::::::::::

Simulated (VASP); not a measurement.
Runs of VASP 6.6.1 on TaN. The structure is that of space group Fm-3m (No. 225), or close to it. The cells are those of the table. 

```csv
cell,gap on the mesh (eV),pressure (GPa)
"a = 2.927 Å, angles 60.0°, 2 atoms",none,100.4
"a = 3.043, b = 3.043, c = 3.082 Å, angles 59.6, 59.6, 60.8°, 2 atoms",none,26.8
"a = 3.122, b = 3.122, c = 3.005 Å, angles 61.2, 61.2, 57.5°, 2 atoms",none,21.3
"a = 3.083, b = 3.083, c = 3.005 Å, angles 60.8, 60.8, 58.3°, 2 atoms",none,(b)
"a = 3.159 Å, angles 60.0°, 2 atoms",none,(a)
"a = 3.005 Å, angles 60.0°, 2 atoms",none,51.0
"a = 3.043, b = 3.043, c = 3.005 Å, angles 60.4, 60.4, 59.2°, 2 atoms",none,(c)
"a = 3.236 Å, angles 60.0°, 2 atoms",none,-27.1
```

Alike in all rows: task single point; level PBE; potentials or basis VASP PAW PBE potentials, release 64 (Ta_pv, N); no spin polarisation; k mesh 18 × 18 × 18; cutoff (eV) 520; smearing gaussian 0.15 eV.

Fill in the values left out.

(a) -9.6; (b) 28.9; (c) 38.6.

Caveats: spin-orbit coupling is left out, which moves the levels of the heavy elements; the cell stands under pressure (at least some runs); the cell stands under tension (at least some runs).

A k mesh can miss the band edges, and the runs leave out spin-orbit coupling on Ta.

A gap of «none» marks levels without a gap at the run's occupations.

::::::::::

## Exercise
Retype the records above, but only those lines that fall between the line containing "Fill in the values left out." and the line containing "A k mesh can", with both of those lines included, exactly as written.

## Task response
Fill in the values left out.

(a) -9.6; (b) 28.9; (c) 38.6.

Caveats: spin-orbit coupling is left out, which moves the levels of the heavy elements; the cell stands under pressure (at least some runs); the cell stands under tension (at least some runs).

A k mesh can miss the band edges, and the runs leave out spin-orbit coupling on Ta.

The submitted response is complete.